Provided records section start

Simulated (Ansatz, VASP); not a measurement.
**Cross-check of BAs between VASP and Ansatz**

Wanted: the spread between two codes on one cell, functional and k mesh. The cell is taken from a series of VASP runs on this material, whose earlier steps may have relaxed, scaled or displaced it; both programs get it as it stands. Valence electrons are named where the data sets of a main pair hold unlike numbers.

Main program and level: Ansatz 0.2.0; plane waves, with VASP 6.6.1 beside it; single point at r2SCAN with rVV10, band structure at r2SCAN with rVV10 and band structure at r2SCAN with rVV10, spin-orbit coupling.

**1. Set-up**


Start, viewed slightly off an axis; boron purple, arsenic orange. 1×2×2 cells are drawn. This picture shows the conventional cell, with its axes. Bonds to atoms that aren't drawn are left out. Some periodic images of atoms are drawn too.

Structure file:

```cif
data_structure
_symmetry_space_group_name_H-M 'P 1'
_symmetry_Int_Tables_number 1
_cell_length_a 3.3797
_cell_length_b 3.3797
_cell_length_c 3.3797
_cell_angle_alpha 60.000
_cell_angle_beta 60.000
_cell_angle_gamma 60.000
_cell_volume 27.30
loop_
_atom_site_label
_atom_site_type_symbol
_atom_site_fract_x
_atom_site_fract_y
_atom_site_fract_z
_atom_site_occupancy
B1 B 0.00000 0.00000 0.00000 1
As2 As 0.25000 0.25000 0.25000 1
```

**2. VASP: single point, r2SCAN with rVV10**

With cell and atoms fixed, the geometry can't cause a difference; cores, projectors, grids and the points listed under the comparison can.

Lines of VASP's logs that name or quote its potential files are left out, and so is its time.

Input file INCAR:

Provided records section end

Work item: In exact wording, restate the lines of the data above from the first through the one holding "VASP and Ansatz**", and stop after that line.

Solution:
Simulated (Ansatz, VASP); not a measurement.
**Cross-check of BAs between VASP and Ansatz**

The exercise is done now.